Exercise: Stopping at the line that holds "basis: plane waves", repeat the lines below exactly, starting from the very first and including that final line.

Supplied records:
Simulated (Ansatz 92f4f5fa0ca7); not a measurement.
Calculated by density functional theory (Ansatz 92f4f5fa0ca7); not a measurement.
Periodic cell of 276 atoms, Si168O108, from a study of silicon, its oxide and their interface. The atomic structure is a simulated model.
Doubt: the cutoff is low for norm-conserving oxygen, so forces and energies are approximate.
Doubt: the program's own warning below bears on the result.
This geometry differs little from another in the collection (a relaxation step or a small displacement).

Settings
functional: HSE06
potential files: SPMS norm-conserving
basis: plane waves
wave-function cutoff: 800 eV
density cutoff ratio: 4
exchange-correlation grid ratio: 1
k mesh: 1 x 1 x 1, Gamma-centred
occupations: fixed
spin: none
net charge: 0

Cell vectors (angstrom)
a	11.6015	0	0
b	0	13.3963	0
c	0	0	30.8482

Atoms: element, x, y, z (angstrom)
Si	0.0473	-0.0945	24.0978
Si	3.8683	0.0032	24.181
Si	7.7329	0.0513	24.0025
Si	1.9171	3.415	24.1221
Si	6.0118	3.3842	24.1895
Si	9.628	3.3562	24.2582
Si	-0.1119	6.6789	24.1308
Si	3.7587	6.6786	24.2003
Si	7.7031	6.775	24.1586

Written reply:
Simulated (Ansatz 92f4f5fa0ca7); not a measurement.
Calculated by density functional theory (Ansatz 92f4f5fa0ca7); not a measurement.
Periodic cell of 276 atoms, Si168O108, from a study of silicon, its oxide and their interface. The atomic structure is a simulated model.
Doubt: the cutoff is low for norm-conserving oxygen, so forces and energies are approximate.
Doubt: the program's own warning below bears on the result.
This geometry differs little from another in the collection (a relaxation step or a small displacement).

Settings
functional: HSE06
potential files: SPMS norm-conserving
basis: plane waves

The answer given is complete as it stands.